▶ Brief
Below is a set of records. Repeat all of them exactly.

.....

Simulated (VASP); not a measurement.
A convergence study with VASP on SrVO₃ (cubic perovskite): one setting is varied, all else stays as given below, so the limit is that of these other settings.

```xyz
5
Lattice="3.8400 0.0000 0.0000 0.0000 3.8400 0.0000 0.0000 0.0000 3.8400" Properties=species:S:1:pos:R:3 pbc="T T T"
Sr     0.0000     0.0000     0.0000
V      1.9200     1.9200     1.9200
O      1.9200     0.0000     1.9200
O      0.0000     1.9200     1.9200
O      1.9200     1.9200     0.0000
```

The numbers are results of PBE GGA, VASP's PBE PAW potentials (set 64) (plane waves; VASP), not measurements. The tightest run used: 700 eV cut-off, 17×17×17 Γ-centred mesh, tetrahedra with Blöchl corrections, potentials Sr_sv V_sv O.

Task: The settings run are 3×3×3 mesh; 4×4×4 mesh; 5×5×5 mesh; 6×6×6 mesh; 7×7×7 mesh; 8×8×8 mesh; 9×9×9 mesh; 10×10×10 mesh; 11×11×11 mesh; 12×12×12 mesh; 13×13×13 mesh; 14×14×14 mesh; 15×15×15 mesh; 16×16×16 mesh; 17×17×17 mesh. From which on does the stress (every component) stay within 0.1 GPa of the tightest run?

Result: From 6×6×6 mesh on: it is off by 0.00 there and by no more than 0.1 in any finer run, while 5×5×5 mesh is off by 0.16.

.....

▶ Your solution
Simulated (VASP); not a measurement.
A convergence study with VASP on SrVO₃ (cubic perovskite): one setting is varied, all else stays as given below, so the limit is that of these other settings.

```xyz
5
Lattice="3.8400 0.0000 0.0000 0.0000 3.8400 0.0000 0.0000 0.0000 3.8400" Properties=species:S:1:pos:R:3 pbc="T T T"
Sr     0.0000     0.0000     0.0000
V      1.9200     1.9200     1.9200
O      1.9200     0.0000     1.9200
O      0.0000     1.9200     1.9200
O      1.9200     1.9200     0.0000
```

The numbers are results of PBE GGA, VASP's PBE PAW potentials (set 64) (plane waves; VASP), not measurements. The tightest run used: 700 eV cut-off, 17×17×17 Γ-centred mesh, tetrahedra with Blöchl corrections, potentials Sr_sv V_sv O.

Task: The settings run are 3×3×3 mesh; 4×4×4 mesh; 5×5×5 mesh; 6×6×6 mesh; 7×7×7 mesh; 8×8×8 mesh; 9×9×9 mesh; 10×10×10 mesh; 11×11×11 mesh; 12×12×12 mesh; 13×13×13 mesh; 14×14×14 mesh; 15×15×15 mesh; 16×16×16 mesh; 17×17×17 mesh. From which on does the stress (every component) stay within 0.1 GPa of the tightest run?

Result: From 6×6×6 mesh on: it is off by 0.00 there and by no more than 0.1 in any finer run, while 5×5×5 mesh is off by 0.16.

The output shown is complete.